──────── DATA SHOWN

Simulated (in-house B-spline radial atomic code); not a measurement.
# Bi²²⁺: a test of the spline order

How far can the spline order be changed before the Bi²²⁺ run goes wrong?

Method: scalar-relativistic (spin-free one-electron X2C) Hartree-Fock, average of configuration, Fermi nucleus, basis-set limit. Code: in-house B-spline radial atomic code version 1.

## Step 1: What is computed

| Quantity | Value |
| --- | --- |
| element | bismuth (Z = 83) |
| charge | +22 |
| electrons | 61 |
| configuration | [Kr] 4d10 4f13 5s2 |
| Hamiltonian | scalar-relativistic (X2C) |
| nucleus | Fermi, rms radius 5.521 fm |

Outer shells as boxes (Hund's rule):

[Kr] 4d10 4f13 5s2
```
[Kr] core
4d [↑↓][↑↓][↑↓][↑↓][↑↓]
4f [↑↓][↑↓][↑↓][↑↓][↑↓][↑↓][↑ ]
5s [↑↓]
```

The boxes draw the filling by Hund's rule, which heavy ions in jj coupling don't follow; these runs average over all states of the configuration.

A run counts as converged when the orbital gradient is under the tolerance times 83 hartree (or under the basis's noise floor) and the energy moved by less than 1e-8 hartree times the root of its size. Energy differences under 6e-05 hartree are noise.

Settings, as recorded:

────────────────

Give the data again, unchanged in every line.

> **ANSWER AREA**:
Simulated (in-house B-spline radial atomic code); not a measurement.
# Bi²²⁺: a test of the spline order

How far can the spline order be changed before the Bi²²⁺ run goes wrong?

Method: scalar-relativistic (spin-free one-electron X2C) Hartree-Fock, average of configuration, Fermi nucleus, basis-set limit. Code: in-house B-spline radial atomic code version 1.

## Step 1: What is computed

| Quantity | Value |
| --- | --- |
| element | bismuth (Z = 83) |
| charge | +22 |
| electrons | 61 |
| configuration | [Kr] 4d10 4f13 5s2 |
| Hamiltonian | scalar-relativistic (X2C) |
| nucleus | Fermi, rms radius 5.521 fm |

Outer shells as boxes (Hund's rule):

[Kr] 4d10 4f13 5s2
```
[Kr] core
4d [↑↓][↑↓][↑↓][↑↓][↑↓]
4f [↑↓][↑↓][↑↓][↑↓][↑↓][↑↓][↑ ]
5s [↑↓]
```

The boxes draw the filling by Hund's rule, which heavy ions in jj coupling don't follow; these runs average over all states of the configuration.

A run counts as converged when the orbital gradient is under the tolerance times 83 hartree (or under the basis's noise floor) and the energy moved by less than 1e-8 hartree times the root of its size. Energy differences under 6e-05 hartree are noise.

Settings, as recorded:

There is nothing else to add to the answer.